• ACTIVITY: Quote, with no changes, the lines that run from the top of the material to the line with "Born–Oppenheimer molecular dynamics", both included.

• INPUT DATA:
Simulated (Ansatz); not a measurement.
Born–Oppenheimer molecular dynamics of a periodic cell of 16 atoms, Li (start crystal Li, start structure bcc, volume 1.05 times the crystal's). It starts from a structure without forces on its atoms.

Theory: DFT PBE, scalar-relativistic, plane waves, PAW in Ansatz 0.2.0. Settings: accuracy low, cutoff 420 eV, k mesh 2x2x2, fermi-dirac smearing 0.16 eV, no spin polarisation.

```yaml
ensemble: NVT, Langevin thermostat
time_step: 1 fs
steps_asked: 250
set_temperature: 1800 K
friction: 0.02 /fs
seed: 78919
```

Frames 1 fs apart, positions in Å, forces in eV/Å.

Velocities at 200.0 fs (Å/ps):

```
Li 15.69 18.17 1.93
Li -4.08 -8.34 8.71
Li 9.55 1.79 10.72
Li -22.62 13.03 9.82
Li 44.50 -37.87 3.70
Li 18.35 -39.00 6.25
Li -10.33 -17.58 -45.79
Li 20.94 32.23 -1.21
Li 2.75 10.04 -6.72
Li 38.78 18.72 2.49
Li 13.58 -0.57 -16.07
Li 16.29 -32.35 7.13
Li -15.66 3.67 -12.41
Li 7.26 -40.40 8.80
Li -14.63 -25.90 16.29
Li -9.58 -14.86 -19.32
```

• EXERCISE RESULT:
Simulated (Ansatz); not a measurement.
Born–Oppenheimer molecular dynamics of a periodic cell of 16 atoms, Li (start crystal Li, start structure bcc, volume 1.05 times the crystal's). It starts from a structure without forces on its atoms.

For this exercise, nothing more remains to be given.